▸ **Brief**:
Of the lines listed below, return exactly those that run from the line containing "Orthographic view. Atoms" through the line containing "H6 | H7 | H8 |", both included.

▸ **Dataset entries**:
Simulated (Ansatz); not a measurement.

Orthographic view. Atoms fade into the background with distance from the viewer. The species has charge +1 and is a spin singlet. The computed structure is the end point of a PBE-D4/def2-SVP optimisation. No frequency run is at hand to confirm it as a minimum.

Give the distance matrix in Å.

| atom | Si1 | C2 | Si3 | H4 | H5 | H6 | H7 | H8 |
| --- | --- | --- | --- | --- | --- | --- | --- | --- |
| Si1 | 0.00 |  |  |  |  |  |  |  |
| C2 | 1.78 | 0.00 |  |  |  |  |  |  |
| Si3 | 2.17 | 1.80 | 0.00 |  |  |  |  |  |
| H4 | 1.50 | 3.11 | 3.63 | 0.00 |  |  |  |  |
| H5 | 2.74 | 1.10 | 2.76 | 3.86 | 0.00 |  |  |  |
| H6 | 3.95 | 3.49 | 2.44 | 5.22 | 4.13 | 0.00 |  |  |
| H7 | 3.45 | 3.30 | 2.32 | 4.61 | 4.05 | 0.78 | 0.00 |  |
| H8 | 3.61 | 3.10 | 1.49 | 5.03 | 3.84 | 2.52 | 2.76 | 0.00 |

▸ **Written response**:
Orthographic view. Atoms fade into the background with distance from the viewer. The species has charge +1 and is a spin singlet. The computed structure is the end point of a PBE-D4/def2-SVP optimisation. No frequency run is at hand to confirm it as a minimum.

Give the distance matrix in Å.

| atom | Si1 | C2 | Si3 | H4 | H5 | H6 | H7 | H8 |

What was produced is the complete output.